* _Data under study_:
━━━━━━━━━━━━━━━━━━━━━━━━━━━━━━
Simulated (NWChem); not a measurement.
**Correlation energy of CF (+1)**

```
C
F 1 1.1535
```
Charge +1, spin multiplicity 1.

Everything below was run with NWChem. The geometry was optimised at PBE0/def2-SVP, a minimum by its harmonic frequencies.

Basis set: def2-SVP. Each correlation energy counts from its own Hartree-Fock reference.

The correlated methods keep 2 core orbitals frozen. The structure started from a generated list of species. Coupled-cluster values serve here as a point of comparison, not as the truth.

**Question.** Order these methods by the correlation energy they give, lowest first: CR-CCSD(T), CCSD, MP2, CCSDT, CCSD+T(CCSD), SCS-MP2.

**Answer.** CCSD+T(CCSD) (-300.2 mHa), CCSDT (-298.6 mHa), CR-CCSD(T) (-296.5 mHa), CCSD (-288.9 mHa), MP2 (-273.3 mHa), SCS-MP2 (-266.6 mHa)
━━━━━━━━━━━━━━━━━━━━━━━━━━━━━━

* _Activity_: Give back every line from the beginning of the records through the line holding "CCSDT, CCSD+T(CCSD), SCS-MP2.", exactly as it reads, and leave out the rest.

* _Response_:
Simulated (NWChem); not a measurement.
**Correlation energy of CF (+1)**

```
C
F 1 1.1535
```
Charge +1, spin multiplicity 1.

Everything below was run with NWChem. The geometry was optimised at PBE0/def2-SVP, a minimum by its harmonic frequencies.

Basis set: def2-SVP. Each correlation energy counts from its own Hartree-Fock reference.

The correlated methods keep 2 core orbitals frozen. The structure started from a generated list of species. Coupled-cluster values serve here as a point of comparison, not as the truth.

**Question.** Order these methods by the correlation energy they give, lowest first: CR-CCSD(T), CCSD, MP2, CCSDT, CCSD+T(CCSD), SCS-MP2.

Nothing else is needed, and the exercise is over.